Action item: Which lines run from the start of the data below to the line containing "Q: Make a reasoned"? Set them down exactly, with none added.

---- Extracted data

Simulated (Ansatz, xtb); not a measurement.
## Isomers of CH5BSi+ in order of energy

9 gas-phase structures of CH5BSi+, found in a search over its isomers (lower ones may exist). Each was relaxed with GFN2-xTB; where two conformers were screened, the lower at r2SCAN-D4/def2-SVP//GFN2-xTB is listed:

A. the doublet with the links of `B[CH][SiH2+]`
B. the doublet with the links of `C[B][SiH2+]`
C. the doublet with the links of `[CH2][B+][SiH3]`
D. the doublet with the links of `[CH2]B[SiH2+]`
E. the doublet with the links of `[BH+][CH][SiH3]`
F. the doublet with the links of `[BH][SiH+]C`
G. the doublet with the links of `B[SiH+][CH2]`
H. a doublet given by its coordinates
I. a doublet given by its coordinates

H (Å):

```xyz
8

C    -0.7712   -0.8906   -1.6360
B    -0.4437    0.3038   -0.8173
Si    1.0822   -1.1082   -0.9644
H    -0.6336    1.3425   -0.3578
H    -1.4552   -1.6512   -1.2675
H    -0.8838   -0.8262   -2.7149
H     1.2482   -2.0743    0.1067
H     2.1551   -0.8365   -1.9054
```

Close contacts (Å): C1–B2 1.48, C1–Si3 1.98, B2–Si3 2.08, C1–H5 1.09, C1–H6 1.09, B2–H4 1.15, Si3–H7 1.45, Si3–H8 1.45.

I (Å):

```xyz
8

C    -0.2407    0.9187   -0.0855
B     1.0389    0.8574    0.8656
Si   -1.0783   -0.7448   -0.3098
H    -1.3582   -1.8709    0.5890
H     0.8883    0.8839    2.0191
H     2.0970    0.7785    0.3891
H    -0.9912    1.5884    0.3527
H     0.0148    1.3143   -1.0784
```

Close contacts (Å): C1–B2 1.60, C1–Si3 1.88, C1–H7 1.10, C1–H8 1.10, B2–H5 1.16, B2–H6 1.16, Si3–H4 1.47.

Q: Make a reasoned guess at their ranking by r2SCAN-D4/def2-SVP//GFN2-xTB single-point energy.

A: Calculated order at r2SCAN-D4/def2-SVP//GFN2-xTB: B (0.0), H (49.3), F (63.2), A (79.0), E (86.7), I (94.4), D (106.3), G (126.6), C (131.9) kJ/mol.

--------

Exercise answer:
Simulated (Ansatz, xtb); not a measurement.
## Isomers of CH5BSi+ in order of energy

9 gas-phase structures of CH5BSi+, found in a search over its isomers (lower ones may exist). Each was relaxed with GFN2-xTB; where two conformers were screened, the lower at r2SCAN-D4/def2-SVP//GFN2-xTB is listed:

A. the doublet with the links of `B[CH][SiH2+]`
B. the doublet with the links of `C[B][SiH2+]`
C. the doublet with the links of `[CH2][B+][SiH3]`
D. the doublet with the links of `[CH2]B[SiH2+]`
E. the doublet with the links of `[BH+][CH][SiH3]`
F. the doublet with the links of `[BH][SiH+]C`
G. the doublet with the links of `B[SiH+][CH2]`
H. a doublet given by its coordinates
I. a doublet given by its coordinates

H (Å):

```xyz
8

C    -0.7712   -0.8906   -1.6360
B    -0.4437    0.3038   -0.8173
Si    1.0822   -1.1082   -0.9644
H    -0.6336    1.3425   -0.3578
H    -1.4552   -1.6512   -1.2675
H    -0.8838   -0.8262   -2.7149
H     1.2482   -2.0743    0.1067
H     2.1551   -0.8365   -1.9054
```

Close contacts (Å): C1–B2 1.48, C1–Si3 1.98, B2–Si3 2.08, C1–H5 1.09, C1–H6 1.09, B2–H4 1.15, Si3–H7 1.45, Si3–H8 1.45.

I (Å):

```xyz
8

C    -0.2407    0.9187   -0.0855
B     1.0389    0.8574    0.8656
Si   -1.0783   -0.7448   -0.3098
H    -1.3582   -1.8709    0.5890
H     0.8883    0.8839    2.0191
H     2.0970    0.7785    0.3891
H    -0.9912    1.5884    0.3527
H     0.0148    1.3143   -1.0784
```

Close contacts (Å): C1–B2 1.60, C1–Si3 1.88, C1–H7 1.10, C1–H8 1.10, B2–H5 1.16, B2–H6 1.16, Si3–H4 1.47.

Q: Make a reasoned guess at their ranking by r2SCAN-D4/def2-SVP//GFN2-xTB single-point energy.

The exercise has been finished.